■ TASK ITEM:
Only a slice of the listing below is wanted. Retype the lines from the one containing "## I in VASP and in Ansatz" through the one containing "Answer: Pressure (GPa): 0.0;", exactly, both ends included.

[DATASET]
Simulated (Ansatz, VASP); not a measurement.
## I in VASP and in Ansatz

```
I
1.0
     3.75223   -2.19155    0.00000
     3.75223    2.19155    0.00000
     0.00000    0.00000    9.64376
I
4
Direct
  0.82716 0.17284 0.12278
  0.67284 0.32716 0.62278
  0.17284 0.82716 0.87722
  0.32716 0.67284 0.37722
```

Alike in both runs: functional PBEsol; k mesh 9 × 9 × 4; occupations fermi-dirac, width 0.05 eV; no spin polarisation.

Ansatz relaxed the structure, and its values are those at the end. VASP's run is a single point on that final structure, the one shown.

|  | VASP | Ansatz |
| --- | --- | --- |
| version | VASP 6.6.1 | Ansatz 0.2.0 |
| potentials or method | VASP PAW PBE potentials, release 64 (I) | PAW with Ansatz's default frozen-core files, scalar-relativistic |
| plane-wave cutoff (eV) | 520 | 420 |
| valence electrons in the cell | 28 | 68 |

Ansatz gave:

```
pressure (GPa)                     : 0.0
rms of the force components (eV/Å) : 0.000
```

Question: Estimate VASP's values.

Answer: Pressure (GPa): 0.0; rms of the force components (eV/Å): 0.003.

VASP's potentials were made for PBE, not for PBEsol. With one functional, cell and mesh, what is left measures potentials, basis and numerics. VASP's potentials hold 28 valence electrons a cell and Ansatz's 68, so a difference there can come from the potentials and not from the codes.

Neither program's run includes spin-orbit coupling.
[/DATASET]

■ EXERCISE ANSWER:
## I in VASP and in Ansatz

```
I
1.0
     3.75223   -2.19155    0.00000
     3.75223    2.19155    0.00000
     0.00000    0.00000    9.64376
I
4
Direct
  0.82716 0.17284 0.12278
  0.67284 0.32716 0.62278
  0.17284 0.82716 0.87722
  0.32716 0.67284 0.37722
```

Alike in both runs: functional PBEsol; k mesh 9 × 9 × 4; occupations fermi-dirac, width 0.05 eV; no spin polarisation.

Ansatz relaxed the structure, and its values are those at the end. VASP's run is a single point on that final structure, the one shown.

|  | VASP | Ansatz |
| --- | --- | --- |
| version | VASP 6.6.1 | Ansatz 0.2.0 |
| potentials or method | VASP PAW PBE potentials, release 64 (I) | PAW with Ansatz's default frozen-core files, scalar-relativistic |
| plane-wave cutoff (eV) | 520 | 420 |
| valence electrons in the cell | 28 | 68 |

Ansatz gave:

```
pressure (GPa)                     : 0.0
rms of the force components (eV/Å) : 0.000
```

Question: Estimate VASP's values.

Answer: Pressure (GPa): 0.0; rms of the force components (eV/Å): 0.003.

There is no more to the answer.